## Entries shown
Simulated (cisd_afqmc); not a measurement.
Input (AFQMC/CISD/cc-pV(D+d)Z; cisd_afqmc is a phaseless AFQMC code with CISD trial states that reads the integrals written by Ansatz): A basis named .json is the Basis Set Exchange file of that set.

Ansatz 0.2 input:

## Requirement
Copy down the material above exactly as it is.

## Task output
Simulated (cisd_afqmc); not a measurement.
Input (AFQMC/CISD/cc-pV(D+d)Z; cisd_afqmc is a phaseless AFQMC code with CISD trial states that reads the integrals written by Ansatz): A basis named .json is the Basis Set Exchange file of that set.

Ansatz 0.2 input:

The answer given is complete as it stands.